* _Dataset excerpts_:
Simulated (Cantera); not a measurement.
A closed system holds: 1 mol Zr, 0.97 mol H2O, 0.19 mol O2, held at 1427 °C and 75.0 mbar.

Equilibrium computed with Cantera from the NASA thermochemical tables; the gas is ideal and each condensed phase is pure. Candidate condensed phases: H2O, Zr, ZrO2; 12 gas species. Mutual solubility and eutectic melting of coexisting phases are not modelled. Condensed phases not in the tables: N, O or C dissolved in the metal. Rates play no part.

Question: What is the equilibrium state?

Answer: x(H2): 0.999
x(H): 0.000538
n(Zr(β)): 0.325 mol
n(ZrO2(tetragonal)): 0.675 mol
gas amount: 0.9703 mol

* _Assigned task_: All lines from the start of the entries through the line where "n(ZrO2(tetragonal)): 0.675 mol" sits should be duplicated exactly, with nothing else in the output.

* _Written solution_:
Simulated (Cantera); not a measurement.
A closed system holds: 1 mol Zr, 0.97 mol H2O, 0.19 mol O2, held at 1427 °C and 75.0 mbar.

Equilibrium computed with Cantera from the NASA thermochemical tables; the gas is ideal and each condensed phase is pure. Candidate condensed phases: H2O, Zr, ZrO2; 12 gas species. Mutual solubility and eutectic melting of coexisting phases are not modelled. Condensed phases not in the tables: N, O or C dissolved in the metal. Rates play no part.

Question: What is the equilibrium state?

Answer: x(H2): 0.999
x(H): 0.000538
n(Zr(β)): 0.325 mol
n(ZrO2(tetragonal)): 0.675 mol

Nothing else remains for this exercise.